**Required action**
Here are some records. Repeat them all exactly.

▬▬▬▬▬▬
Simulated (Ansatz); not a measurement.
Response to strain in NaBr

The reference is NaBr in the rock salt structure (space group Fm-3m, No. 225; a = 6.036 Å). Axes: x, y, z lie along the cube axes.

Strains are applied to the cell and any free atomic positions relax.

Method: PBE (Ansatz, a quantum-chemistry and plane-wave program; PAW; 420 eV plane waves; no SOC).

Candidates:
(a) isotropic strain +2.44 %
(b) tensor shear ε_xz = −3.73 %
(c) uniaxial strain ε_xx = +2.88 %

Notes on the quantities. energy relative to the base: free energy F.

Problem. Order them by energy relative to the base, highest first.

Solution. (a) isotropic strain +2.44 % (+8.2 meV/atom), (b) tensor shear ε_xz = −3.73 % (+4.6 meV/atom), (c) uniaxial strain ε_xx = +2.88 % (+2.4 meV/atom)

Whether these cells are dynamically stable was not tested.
▬▬▬▬▬▬

**Task response**
Simulated (Ansatz); not a measurement.
Response to strain in NaBr

The reference is NaBr in the rock salt structure (space group Fm-3m, No. 225; a = 6.036 Å). Axes: x, y, z lie along the cube axes.

Strains are applied to the cell and any free atomic positions relax.

Method: PBE (Ansatz, a quantum-chemistry and plane-wave program; PAW; 420 eV plane waves; no SOC).

Candidates:
(a) isotropic strain +2.44 %
(b) tensor shear ε_xz = −3.73 %
(c) uniaxial strain ε_xx = +2.88 %

Notes on the quantities. energy relative to the base: free energy F.

Problem. Order them by energy relative to the base, highest first.

Solution. (a) isotropic strain +2.44 % (+8.2 meV/atom), (b) tensor shear ε_xz = −3.73 % (+4.6 meV/atom), (c) uniaxial strain ε_xx = +2.88 % (+2.4 meV/atom)

Whether these cells are dynamically stable was not tested.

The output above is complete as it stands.